Supplied data:
____________
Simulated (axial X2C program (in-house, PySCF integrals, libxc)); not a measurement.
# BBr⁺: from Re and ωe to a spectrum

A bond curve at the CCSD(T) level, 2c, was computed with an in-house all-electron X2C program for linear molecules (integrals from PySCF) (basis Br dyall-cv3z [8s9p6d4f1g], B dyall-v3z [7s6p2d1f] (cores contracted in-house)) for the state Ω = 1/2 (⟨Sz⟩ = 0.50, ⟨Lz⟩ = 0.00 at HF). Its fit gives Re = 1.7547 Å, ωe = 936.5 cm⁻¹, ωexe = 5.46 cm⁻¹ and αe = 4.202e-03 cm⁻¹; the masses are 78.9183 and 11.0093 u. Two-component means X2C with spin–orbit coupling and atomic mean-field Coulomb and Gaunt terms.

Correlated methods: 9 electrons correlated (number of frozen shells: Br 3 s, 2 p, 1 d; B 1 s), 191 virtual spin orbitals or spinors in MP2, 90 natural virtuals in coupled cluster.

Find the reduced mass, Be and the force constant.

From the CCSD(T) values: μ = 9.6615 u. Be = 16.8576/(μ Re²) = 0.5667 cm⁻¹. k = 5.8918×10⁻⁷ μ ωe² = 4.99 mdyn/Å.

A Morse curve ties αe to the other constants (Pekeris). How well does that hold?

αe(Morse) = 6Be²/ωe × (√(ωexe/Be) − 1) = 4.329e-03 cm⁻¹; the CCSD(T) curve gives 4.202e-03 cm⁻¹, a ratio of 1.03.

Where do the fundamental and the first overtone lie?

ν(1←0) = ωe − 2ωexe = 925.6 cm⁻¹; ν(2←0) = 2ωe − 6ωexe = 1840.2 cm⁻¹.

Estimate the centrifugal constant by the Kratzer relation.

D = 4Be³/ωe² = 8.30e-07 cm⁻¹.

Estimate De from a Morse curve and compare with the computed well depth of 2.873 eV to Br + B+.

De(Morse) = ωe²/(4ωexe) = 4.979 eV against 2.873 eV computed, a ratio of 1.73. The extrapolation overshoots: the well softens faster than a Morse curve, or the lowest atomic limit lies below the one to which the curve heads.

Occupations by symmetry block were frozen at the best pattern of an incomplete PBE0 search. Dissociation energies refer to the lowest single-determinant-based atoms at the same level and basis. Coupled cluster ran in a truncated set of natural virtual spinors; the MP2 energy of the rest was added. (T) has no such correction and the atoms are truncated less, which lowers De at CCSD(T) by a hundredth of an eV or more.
____________

Assigned task: Write out the listing's lines exactly, from its first line through the line that contains "De(Morse) = ωe²/(4ωexe)", and stop there.

Problem solution:
Simulated (axial X2C program (in-house, PySCF integrals, libxc)); not a measurement.
# BBr⁺: from Re and ωe to a spectrum

A bond curve at the CCSD(T) level, 2c, was computed with an in-house all-electron X2C program for linear molecules (integrals from PySCF) (basis Br dyall-cv3z [8s9p6d4f1g], B dyall-v3z [7s6p2d1f] (cores contracted in-house)) for the state Ω = 1/2 (⟨Sz⟩ = 0.50, ⟨Lz⟩ = 0.00 at HF). Its fit gives Re = 1.7547 Å, ωe = 936.5 cm⁻¹, ωexe = 5.46 cm⁻¹ and αe = 4.202e-03 cm⁻¹; the masses are 78.9183 and 11.0093 u. Two-component means X2C with spin–orbit coupling and atomic mean-field Coulomb and Gaunt terms.

Correlated methods: 9 electrons correlated (number of frozen shells: Br 3 s, 2 p, 1 d; B 1 s), 191 virtual spin orbitals or spinors in MP2, 90 natural virtuals in coupled cluster.

Find the reduced mass, Be and the force constant.

From the CCSD(T) values: μ = 9.6615 u. Be = 16.8576/(μ Re²) = 0.5667 cm⁻¹. k = 5.8918×10⁻⁷ μ ωe² = 4.99 mdyn/Å.

A Morse curve ties αe to the other constants (Pekeris). How well does that hold?

αe(Morse) = 6Be²/ωe × (√(ωexe/Be) − 1) = 4.329e-03 cm⁻¹; the CCSD(T) curve gives 4.202e-03 cm⁻¹, a ratio of 1.03.

Where do the fundamental and the first overtone lie?

ν(1←0) = ωe − 2ωexe = 925.6 cm⁻¹; ν(2←0) = 2ωe − 6ωexe = 1840.2 cm⁻¹.

Estimate the centrifugal constant by the Kratzer relation.

D = 4Be³/ωe² = 8.30e-07 cm⁻¹.

Estimate De from a Morse curve and compare with the computed well depth of 2.873 eV to Br + B+.

De(Morse) = ωe²/(4ωexe) = 4.979 eV against 2.873 eV computed, a ratio of 1.73. The extrapolation overshoots: the well softens faster than a Morse curve, or the lowest atomic limit lies below the one to which the curve heads.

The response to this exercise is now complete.